- [Provided information]:
□ □ □ □ □ □ □

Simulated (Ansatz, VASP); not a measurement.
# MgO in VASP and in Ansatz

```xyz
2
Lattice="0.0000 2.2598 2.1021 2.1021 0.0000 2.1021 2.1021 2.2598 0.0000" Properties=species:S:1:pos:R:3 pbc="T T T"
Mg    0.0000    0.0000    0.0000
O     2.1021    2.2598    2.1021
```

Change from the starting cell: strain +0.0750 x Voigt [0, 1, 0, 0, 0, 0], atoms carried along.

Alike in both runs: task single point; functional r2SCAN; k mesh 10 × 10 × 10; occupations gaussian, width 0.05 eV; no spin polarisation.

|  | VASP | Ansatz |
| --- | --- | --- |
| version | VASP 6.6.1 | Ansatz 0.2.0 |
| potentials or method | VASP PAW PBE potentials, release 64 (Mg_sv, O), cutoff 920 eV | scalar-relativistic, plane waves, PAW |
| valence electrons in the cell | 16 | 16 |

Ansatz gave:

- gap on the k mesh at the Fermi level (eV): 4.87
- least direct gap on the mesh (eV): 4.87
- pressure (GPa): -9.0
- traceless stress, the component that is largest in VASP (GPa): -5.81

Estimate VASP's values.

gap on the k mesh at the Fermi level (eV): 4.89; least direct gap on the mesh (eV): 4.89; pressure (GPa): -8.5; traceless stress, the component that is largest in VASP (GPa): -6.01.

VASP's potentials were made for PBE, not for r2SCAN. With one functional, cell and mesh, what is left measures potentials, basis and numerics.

□ □ □ □ □ □ □

Find "- pressure (GPa): -9.0" in the entries above and copy that whole line exactly, then each line after it through the line that contains "gap on the k mesh at the Fermi level (eV): 4.89;".

- pressure (GPa): -9.0
- traceless stress, the component that is largest in VASP (GPa): -5.81

Estimate VASP's values.

gap on the k mesh at the Fermi level (eV): 4.89; least direct gap on the mesh (eV): 4.89; pressure (GPa): -8.5; traceless stress, the component that is largest in VASP (GPa): -6.01.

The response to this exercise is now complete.